§ Material provided:
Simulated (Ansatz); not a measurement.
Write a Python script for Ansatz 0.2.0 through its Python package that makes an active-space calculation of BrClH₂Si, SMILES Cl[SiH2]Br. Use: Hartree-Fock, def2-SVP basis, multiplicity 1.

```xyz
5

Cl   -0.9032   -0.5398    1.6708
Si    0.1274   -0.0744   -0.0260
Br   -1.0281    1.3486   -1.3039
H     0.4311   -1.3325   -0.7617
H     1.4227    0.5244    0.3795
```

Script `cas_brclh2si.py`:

§ Action item:
Word for word, restate all of the records.

§ Worked solution:
Simulated (Ansatz); not a measurement.
Write a Python script for Ansatz 0.2.0 through its Python package that makes an active-space calculation of BrClH₂Si, SMILES Cl[SiH2]Br. Use: Hartree-Fock, def2-SVP basis, multiplicity 1.

```xyz
5

Cl   -0.9032   -0.5398    1.6708
Si    0.1274   -0.0744   -0.0260
Br   -1.0281    1.3486   -1.3039
H     0.4311   -1.3325   -0.7617
H     1.4227    0.5244    0.3795
```

Script `cas_brclh2si.py`:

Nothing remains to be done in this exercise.